BEGIN Record extracts

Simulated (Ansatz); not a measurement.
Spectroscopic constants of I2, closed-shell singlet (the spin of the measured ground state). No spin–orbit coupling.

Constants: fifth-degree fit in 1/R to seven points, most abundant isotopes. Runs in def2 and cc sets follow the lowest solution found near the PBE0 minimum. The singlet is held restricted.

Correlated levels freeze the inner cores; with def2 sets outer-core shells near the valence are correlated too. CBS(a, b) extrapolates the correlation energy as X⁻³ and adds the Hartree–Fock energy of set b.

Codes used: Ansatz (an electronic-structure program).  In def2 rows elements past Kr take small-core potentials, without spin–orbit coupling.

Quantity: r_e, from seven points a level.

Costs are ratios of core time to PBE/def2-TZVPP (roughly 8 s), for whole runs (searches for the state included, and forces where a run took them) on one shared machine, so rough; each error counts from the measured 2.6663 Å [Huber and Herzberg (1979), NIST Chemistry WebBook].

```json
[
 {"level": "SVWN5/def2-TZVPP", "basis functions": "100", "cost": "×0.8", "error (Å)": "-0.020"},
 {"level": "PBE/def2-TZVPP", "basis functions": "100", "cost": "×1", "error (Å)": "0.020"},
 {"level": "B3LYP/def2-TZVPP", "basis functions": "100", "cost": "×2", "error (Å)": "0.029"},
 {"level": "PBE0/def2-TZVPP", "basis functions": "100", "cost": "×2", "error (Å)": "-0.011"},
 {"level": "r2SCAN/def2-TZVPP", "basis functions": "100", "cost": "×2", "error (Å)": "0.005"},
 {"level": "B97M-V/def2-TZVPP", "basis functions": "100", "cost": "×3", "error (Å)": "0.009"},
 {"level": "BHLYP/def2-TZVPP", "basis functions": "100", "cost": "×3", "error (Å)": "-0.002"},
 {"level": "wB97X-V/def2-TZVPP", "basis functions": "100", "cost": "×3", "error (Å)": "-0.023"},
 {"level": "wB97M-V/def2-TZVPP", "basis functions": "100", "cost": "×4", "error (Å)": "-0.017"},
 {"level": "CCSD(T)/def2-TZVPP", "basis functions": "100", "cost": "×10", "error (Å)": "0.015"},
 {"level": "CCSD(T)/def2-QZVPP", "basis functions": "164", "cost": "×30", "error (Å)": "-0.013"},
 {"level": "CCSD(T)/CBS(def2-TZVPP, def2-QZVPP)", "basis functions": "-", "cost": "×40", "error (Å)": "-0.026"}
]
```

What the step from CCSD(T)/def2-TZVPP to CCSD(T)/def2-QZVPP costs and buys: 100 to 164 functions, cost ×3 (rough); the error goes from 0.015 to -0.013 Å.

END Record extracts

* Activity
Please transcribe the data exactly from its first line. End with the line that contains "Spectroscopic constants of".

* Exercise solution
Simulated (Ansatz); not a measurement.
Spectroscopic constants of I2, closed-shell singlet (the spin of the measured ground state). No spin–orbit coupling.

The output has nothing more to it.